WORK INSTRUCTION>
Reprint the full listing exactly.

RECORDED DATA>
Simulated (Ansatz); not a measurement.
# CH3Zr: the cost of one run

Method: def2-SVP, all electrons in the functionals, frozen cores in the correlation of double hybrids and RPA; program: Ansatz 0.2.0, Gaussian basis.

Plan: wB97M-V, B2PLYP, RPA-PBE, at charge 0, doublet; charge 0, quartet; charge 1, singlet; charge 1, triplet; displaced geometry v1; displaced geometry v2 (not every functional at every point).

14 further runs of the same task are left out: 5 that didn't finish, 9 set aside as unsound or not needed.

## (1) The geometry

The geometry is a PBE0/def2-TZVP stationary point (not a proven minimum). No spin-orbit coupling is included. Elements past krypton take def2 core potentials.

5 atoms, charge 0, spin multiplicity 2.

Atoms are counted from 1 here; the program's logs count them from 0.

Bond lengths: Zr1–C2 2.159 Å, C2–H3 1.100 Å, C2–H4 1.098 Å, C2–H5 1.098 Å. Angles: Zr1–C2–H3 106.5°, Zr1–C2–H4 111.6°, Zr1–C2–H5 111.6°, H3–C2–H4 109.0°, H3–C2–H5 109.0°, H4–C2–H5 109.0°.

WRITTEN RESPONSE>
Simulated (Ansatz); not a measurement.
# CH3Zr: the cost of one run

Method: def2-SVP, all electrons in the functionals, frozen cores in the correlation of double hybrids and RPA; program: Ansatz 0.2.0, Gaussian basis.

Plan: wB97M-V, B2PLYP, RPA-PBE, at charge 0, doublet; charge 0, quartet; charge 1, singlet; charge 1, triplet; displaced geometry v1; displaced geometry v2 (not every functional at every point).

14 further runs of the same task are left out: 5 that didn't finish, 9 set aside as unsound or not needed.

## (1) The geometry

The geometry is a PBE0/def2-TZVP stationary point (not a proven minimum). No spin-orbit coupling is included. Elements past krypton take def2 core potentials.

5 atoms, charge 0, spin multiplicity 2.

Atoms are counted from 1 here; the program's logs count them from 0.

Bond lengths: Zr1–C2 2.159 Å, C2–H3 1.100 Å, C2–H4 1.098 Å, C2–H5 1.098 Å. Angles: Zr1–C2–H3 106.5°, Zr1–C2–H4 111.6°, Zr1–C2–H5 111.6°, H3–C2–H4 109.0°, H3–C2–H5 109.0°, H4–C2–H5 109.0°.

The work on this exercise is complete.